○ ○ ○ ○
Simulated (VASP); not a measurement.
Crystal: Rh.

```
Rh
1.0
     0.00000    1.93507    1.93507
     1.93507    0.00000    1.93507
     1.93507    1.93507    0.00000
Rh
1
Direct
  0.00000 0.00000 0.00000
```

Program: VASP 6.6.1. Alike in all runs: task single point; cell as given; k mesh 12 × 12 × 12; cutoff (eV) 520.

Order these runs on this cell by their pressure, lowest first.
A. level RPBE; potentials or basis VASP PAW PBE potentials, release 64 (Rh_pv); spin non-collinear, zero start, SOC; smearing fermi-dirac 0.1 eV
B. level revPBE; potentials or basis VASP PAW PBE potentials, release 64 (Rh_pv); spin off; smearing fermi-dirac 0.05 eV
○ ○ ○ ○

§ **REQUIREMENT**: Transcribe the entries above so that nothing in them differs from the original.

§ **PROBLEM SOLUTION**:
Simulated (VASP); not a measurement.
Crystal: Rh.

```
Rh
1.0
     0.00000    1.93507    1.93507
     1.93507    0.00000    1.93507
     1.93507    1.93507    0.00000
Rh
1
Direct
  0.00000 0.00000 0.00000
```

Program: VASP 6.6.1. Alike in all runs: task single point; cell as given; k mesh 12 × 12 × 12; cutoff (eV) 520.

Order these runs on this cell by their pressure, lowest first.
A. level RPBE; potentials or basis VASP PAW PBE potentials, release 64 (Rh_pv); spin non-collinear, zero start, SOC; smearing fermi-dirac 0.1 eV
B. level revPBE; potentials or basis VASP PAW PBE potentials, release 64 (Rh_pv); spin off; smearing fermi-dirac 0.05 eV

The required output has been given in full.